▶ _Work instruction_: Each line of the data has to be transcribed exactly.

▶ _Provided records_:
--- START ---

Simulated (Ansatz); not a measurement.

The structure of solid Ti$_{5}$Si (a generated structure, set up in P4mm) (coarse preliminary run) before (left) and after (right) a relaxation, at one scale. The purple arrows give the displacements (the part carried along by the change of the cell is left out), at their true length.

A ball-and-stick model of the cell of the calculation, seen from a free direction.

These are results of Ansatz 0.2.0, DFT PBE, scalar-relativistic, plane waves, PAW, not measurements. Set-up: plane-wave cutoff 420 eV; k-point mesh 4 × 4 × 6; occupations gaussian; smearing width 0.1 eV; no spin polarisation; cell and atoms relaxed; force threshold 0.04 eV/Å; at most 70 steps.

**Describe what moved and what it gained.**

--- END ---

▶ _Result_:
Simulated (Ansatz); not a measurement.

The structure of solid Ti$_{5}$Si (a generated structure, set up in P4mm) (coarse preliminary run) before (left) and after (right) a relaxation, at one scale. The purple arrows give the displacements (the part carried along by the change of the cell is left out), at their true length.

A ball-and-stick model of the cell of the calculation, seen from a free direction.

These are results of Ansatz 0.2.0, DFT PBE, scalar-relativistic, plane waves, PAW, not measurements. Set-up: plane-wave cutoff 420 eV; k-point mesh 4 × 4 × 6; occupations gaussian; smearing width 0.1 eV; no spin polarisation; cell and atoms relaxed; force threshold 0.04 eV/Å; at most 70 steps.

**Describe what moved and what it gained.**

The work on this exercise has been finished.